▶ **TASK ITEM**
Reproduce the whole listing, keeping each word unchanged.

▶ **DATASET EXTRACT**
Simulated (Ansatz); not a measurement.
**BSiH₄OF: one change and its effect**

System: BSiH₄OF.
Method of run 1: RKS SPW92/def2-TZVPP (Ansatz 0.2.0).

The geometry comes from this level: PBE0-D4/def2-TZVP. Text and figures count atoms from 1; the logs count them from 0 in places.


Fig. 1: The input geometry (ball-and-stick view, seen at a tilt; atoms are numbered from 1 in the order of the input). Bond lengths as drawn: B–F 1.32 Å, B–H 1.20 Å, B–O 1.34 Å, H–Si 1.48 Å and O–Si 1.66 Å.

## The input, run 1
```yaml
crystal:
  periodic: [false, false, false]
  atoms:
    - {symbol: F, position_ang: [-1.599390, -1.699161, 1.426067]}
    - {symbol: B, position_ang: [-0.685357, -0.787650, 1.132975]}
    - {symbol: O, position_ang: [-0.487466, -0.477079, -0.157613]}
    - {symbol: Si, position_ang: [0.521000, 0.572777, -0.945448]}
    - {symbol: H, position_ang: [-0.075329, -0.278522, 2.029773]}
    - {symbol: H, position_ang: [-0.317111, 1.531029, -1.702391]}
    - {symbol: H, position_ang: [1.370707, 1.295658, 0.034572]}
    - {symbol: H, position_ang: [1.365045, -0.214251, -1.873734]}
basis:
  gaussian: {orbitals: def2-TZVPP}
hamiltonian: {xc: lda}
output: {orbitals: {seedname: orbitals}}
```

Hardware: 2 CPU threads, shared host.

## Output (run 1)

▶ **YOUR RESPONSE**
Simulated (Ansatz); not a measurement.
**BSiH₄OF: one change and its effect**

System: BSiH₄OF.
Method of run 1: RKS SPW92/def2-TZVPP (Ansatz 0.2.0).

The geometry comes from this level: PBE0-D4/def2-TZVP. Text and figures count atoms from 1; the logs count them from 0 in places.


Fig. 1: The input geometry (ball-and-stick view, seen at a tilt; atoms are numbered from 1 in the order of the input). Bond lengths as drawn: B–F 1.32 Å, B–H 1.20 Å, B–O 1.34 Å, H–Si 1.48 Å and O–Si 1.66 Å.

## The input, run 1
```yaml
crystal:
  periodic: [false, false, false]
  atoms:
    - {symbol: F, position_ang: [-1.599390, -1.699161, 1.426067]}
    - {symbol: B, position_ang: [-0.685357, -0.787650, 1.132975]}
    - {symbol: O, position_ang: [-0.487466, -0.477079, -0.157613]}
    - {symbol: Si, position_ang: [0.521000, 0.572777, -0.945448]}
    - {symbol: H, position_ang: [-0.075329, -0.278522, 2.029773]}
    - {symbol: H, position_ang: [-0.317111, 1.531029, -1.702391]}
    - {symbol: H, position_ang: [1.370707, 1.295658, 0.034572]}
    - {symbol: H, position_ang: [1.365045, -0.214251, -1.873734]}
basis:
  gaussian: {orbitals: def2-TZVPP}
hamiltonian: {xc: lda}
output: {orbitals: {seedname: orbitals}}
```

Hardware: 2 CPU threads, shared host.

## Output (run 1)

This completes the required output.